++++++++++++++++++++

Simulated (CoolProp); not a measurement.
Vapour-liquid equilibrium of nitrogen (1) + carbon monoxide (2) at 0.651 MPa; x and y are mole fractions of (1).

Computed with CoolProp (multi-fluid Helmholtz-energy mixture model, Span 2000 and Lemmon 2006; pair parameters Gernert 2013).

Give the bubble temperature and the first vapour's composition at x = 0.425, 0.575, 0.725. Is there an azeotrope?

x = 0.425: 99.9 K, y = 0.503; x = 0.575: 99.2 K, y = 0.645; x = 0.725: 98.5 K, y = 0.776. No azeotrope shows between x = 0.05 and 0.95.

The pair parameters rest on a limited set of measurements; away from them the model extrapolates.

++++++++++++++++++++

→ Required action: A word-for-word copy of the lines above from the one with "Vapour-liquid equilibrium of" through the one with "x = 0.425: 99.9", inclusive, is the only output wanted.

→ Response:
Vapour-liquid equilibrium of nitrogen (1) + carbon monoxide (2) at 0.651 MPa; x and y are mole fractions of (1).

Computed with CoolProp (multi-fluid Helmholtz-energy mixture model, Span 2000 and Lemmon 2006; pair parameters Gernert 2013).

Give the bubble temperature and the first vapour's composition at x = 0.425, 0.575, 0.725. Is there an azeotrope?

x = 0.425: 99.9 K, y = 0.503; x = 0.575: 99.2 K, y = 0.645; x = 0.725: 98.5 K, y = 0.776. No azeotrope shows between x = 0.05 and 0.95.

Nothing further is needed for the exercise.